Transcribe the stretch of entries below from the line with "One launch serves" through the line with "does it need?", exactly and with both ends included; leave out all other lines.

#### SOURCE MATERIAL

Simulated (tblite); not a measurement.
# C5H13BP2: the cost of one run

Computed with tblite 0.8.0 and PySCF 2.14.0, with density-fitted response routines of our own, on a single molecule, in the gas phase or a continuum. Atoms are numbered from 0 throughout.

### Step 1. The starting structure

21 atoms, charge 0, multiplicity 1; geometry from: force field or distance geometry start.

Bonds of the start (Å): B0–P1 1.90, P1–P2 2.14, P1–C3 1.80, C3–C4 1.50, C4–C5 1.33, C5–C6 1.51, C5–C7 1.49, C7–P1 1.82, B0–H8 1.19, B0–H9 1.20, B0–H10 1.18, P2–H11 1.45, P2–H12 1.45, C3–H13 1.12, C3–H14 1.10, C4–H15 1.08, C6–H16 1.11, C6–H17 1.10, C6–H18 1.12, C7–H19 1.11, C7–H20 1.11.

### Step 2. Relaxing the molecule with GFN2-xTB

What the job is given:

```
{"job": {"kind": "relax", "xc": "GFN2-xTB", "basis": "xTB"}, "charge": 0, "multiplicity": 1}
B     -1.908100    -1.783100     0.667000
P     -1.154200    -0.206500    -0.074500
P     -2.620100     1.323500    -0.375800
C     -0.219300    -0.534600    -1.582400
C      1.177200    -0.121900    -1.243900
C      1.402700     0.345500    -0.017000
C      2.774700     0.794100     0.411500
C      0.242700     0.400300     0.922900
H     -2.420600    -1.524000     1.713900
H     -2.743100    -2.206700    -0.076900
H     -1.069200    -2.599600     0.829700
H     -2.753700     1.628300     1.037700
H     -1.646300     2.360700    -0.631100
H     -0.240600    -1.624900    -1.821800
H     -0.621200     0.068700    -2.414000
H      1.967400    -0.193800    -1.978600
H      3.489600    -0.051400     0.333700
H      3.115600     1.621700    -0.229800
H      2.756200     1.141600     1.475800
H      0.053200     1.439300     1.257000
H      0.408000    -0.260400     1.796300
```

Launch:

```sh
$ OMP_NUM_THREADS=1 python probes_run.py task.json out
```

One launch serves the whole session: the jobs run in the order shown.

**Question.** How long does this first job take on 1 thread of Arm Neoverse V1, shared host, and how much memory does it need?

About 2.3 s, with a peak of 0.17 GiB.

########

- RESPONSE AREA -
One launch serves the whole session: the jobs run in the order shown.

**Question.** How long does this first job take on 1 thread of Arm Neoverse V1, shared host, and how much memory does it need?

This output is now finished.